§ **Brief**
Write out only the opening lines of the entries, through the line with "Answer: Over 7".

=====

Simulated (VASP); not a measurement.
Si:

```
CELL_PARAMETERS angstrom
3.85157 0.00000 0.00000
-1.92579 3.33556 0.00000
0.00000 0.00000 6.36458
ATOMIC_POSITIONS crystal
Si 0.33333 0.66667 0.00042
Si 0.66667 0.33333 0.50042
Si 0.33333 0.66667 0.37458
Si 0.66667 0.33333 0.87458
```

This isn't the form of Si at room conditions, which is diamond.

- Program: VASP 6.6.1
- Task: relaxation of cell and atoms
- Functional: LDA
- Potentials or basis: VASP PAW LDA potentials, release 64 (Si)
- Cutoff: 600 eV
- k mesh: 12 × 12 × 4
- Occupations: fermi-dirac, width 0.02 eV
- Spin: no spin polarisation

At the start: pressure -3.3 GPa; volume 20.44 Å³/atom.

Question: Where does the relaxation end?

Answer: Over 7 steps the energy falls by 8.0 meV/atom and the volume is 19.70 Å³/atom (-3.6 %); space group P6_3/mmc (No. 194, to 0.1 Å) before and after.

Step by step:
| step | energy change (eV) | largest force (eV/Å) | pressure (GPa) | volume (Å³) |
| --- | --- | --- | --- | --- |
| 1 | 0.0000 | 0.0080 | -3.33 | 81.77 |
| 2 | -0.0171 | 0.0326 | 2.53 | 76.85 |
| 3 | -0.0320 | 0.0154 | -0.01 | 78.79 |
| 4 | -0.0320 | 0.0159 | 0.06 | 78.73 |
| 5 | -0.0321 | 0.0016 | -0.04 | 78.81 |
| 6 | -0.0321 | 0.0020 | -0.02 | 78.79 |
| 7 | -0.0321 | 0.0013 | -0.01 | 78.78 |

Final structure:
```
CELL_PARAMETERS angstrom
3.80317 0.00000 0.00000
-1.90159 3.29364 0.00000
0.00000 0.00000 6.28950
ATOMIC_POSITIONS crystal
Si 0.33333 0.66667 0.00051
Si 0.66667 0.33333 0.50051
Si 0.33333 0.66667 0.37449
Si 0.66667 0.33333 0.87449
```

=====

§ **Exercise output**
Simulated (VASP); not a measurement.
Si:

```
CELL_PARAMETERS angstrom
3.85157 0.00000 0.00000
-1.92579 3.33556 0.00000
0.00000 0.00000 6.36458
ATOMIC_POSITIONS crystal
Si 0.33333 0.66667 0.00042
Si 0.66667 0.33333 0.50042
Si 0.33333 0.66667 0.37458
Si 0.66667 0.33333 0.87458
```

This isn't the form of Si at room conditions, which is diamond.

- Program: VASP 6.6.1
- Task: relaxation of cell and atoms
- Functional: LDA
- Potentials or basis: VASP PAW LDA potentials, release 64 (Si)
- Cutoff: 600 eV
- k mesh: 12 × 12 × 4
- Occupations: fermi-dirac, width 0.02 eV
- Spin: no spin polarisation

At the start: pressure -3.3 GPa; volume 20.44 Å³/atom.

Question: Where does the relaxation end?

Answer: Over 7 steps the energy falls by 8.0 meV/atom and the volume is 19.70 Å³/atom (-3.6 %); space group P6_3/mmc (No. 194, to 0.1 Å) before and after.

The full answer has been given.